> _REQUIRED ACTION_: Each entry must be restated word for word.

> _LISTED RECORDS_:
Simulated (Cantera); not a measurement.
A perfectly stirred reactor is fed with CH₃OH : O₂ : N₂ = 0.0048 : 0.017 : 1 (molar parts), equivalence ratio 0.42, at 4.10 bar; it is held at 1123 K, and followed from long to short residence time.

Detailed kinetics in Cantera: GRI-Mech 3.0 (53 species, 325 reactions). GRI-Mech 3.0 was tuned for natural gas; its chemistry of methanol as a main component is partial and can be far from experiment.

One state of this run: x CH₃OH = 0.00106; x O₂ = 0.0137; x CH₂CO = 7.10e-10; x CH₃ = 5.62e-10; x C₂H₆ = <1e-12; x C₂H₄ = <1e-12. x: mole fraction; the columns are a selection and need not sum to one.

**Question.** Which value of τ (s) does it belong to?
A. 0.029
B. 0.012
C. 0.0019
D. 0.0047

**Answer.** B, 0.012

> _TASK RESULT_:
Simulated (Cantera); not a measurement.
A perfectly stirred reactor is fed with CH₃OH : O₂ : N₂ = 0.0048 : 0.017 : 1 (molar parts), equivalence ratio 0.42, at 4.10 bar; it is held at 1123 K, and followed from long to short residence time.

Detailed kinetics in Cantera: GRI-Mech 3.0 (53 species, 325 reactions). GRI-Mech 3.0 was tuned for natural gas; its chemistry of methanol as a main component is partial and can be far from experiment.

One state of this run: x CH₃OH = 0.00106; x O₂ = 0.0137; x CH₂CO = 7.10e-10; x CH₃ = 5.62e-10; x C₂H₆ = <1e-12; x C₂H₄ = <1e-12. x: mole fraction; the columns are a selection and need not sum to one.

**Question.** Which value of τ (s) does it belong to?
A. 0.029
B. 0.012
C. 0.0019
D. 0.0047

**Answer.** B, 0.012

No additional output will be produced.